REQUIREMENT: The response must be a precise copy of the records that follow.

DATA:
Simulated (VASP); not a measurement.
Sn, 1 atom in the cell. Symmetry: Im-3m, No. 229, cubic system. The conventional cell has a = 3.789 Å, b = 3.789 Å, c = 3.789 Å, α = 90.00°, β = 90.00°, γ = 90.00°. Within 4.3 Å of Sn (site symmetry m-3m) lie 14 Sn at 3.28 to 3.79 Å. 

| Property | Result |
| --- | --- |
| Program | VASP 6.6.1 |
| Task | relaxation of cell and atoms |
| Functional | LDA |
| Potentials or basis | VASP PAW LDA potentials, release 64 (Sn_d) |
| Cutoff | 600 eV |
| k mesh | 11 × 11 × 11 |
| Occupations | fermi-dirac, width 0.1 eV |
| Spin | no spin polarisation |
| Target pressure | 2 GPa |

ANSWER AREA:
Simulated (VASP); not a measurement.
Sn, 1 atom in the cell. Symmetry: Im-3m, No. 229, cubic system. The conventional cell has a = 3.789 Å, b = 3.789 Å, c = 3.789 Å, α = 90.00°, β = 90.00°, γ = 90.00°. Within 4.3 Å of Sn (site symmetry m-3m) lie 14 Sn at 3.28 to 3.79 Å. 

| Property | Result |
| --- | --- |
| Program | VASP 6.6.1 |
| Task | relaxation of cell and atoms |
| Functional | LDA |
| Potentials or basis | VASP PAW LDA potentials, release 64 (Sn_d) |
| Cutoff | 600 eV |
| k mesh | 11 × 11 × 11 |
| Occupations | fermi-dirac, width 0.1 eV |
| Spin | no spin polarisation |
| Target pressure | 2 GPa |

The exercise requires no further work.